Action item:
The full data must be written out exactly, with every line included.

Provided records:
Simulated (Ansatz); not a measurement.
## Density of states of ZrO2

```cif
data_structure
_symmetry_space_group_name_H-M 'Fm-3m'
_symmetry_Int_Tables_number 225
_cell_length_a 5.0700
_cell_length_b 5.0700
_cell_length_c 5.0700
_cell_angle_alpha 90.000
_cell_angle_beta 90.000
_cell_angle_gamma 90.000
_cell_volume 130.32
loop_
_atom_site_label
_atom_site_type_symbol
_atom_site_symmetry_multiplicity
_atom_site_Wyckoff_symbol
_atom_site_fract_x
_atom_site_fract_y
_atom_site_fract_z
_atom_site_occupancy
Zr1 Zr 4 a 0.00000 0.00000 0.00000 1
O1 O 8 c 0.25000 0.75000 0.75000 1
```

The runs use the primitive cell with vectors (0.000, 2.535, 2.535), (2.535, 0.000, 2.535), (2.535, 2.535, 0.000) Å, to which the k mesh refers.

Written response:
Simulated (Ansatz); not a measurement.
## Density of states of ZrO2

```cif
data_structure
_symmetry_space_group_name_H-M 'Fm-3m'
_symmetry_Int_Tables_number 225
_cell_length_a 5.0700
_cell_length_b 5.0700
_cell_length_c 5.0700
_cell_angle_alpha 90.000
_cell_angle_beta 90.000
_cell_angle_gamma 90.000
_cell_volume 130.32
loop_
_atom_site_label
_atom_site_type_symbol
_atom_site_symmetry_multiplicity
_atom_site_Wyckoff_symbol
_atom_site_fract_x
_atom_site_fract_y
_atom_site_fract_z
_atom_site_occupancy
Zr1 Zr 4 a 0.00000 0.00000 0.00000 1
O1 O 8 c 0.25000 0.75000 0.75000 1
```

The runs use the primitive cell with vectors (0.000, 2.535, 2.535), (2.535, 0.000, 2.535), (2.535, 2.535, 0.000) Å, to which the k mesh refers.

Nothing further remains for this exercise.